▸ DATA FOR REVIEW:
==================================================

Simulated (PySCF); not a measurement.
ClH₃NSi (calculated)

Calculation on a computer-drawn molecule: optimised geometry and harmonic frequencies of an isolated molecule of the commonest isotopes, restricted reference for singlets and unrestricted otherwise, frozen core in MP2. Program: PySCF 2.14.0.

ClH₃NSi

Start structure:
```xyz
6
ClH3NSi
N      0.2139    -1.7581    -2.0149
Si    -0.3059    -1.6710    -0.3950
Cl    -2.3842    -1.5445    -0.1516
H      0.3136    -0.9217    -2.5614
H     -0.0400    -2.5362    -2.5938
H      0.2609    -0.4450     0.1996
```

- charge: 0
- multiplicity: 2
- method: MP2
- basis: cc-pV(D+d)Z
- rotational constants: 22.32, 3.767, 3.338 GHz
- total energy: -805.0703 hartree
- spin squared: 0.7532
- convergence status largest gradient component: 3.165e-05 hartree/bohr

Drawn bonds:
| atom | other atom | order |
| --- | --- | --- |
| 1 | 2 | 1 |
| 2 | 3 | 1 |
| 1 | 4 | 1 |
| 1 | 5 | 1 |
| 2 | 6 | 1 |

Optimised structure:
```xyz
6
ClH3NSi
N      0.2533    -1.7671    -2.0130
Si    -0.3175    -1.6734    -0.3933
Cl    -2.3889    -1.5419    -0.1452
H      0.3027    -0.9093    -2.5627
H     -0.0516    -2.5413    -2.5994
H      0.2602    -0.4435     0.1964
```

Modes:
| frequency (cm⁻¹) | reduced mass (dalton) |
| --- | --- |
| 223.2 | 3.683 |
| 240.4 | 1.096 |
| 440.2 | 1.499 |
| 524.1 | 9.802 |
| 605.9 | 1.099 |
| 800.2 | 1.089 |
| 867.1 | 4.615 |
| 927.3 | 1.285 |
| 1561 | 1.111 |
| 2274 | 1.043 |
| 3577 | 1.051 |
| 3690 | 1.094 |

==================================================

▸ ASSIGNED TASK:
Repeat word for word every line from the start of the entries to the line holding "mass (dalton) |", inclusive, and nothing else.

▸ TASK ANSWER:
Simulated (PySCF); not a measurement.
ClH₃NSi (calculated)

Calculation on a computer-drawn molecule: optimised geometry and harmonic frequencies of an isolated molecule of the commonest isotopes, restricted reference for singlets and unrestricted otherwise, frozen core in MP2. Program: PySCF 2.14.0.

ClH₃NSi

Start structure:
```xyz
6
ClH3NSi
N      0.2139    -1.7581    -2.0149
Si    -0.3059    -1.6710    -0.3950
Cl    -2.3842    -1.5445    -0.1516
H      0.3136    -0.9217    -2.5614
H     -0.0400    -2.5362    -2.5938
H      0.2609    -0.4450     0.1996
```

- charge: 0
- multiplicity: 2
- method: MP2
- basis: cc-pV(D+d)Z
- rotational constants: 22.32, 3.767, 3.338 GHz
- total energy: -805.0703 hartree
- spin squared: 0.7532
- convergence status largest gradient component: 3.165e-05 hartree/bohr

Drawn bonds:
| atom | other atom | order |
| --- | --- | --- |
| 1 | 2 | 1 |
| 2 | 3 | 1 |
| 1 | 4 | 1 |
| 1 | 5 | 1 |
| 2 | 6 | 1 |

Optimised structure:
```xyz
6
ClH3NSi
N      0.2533    -1.7671    -2.0130
Si    -0.3175    -1.6734    -0.3933
Cl    -2.3889    -1.5419    -0.1452
H      0.3027    -0.9093    -2.5627
H     -0.0516    -2.5413    -2.5994
H      0.2602    -0.4435     0.1964
```

Modes:
| frequency (cm⁻¹) | reduced mass (dalton) |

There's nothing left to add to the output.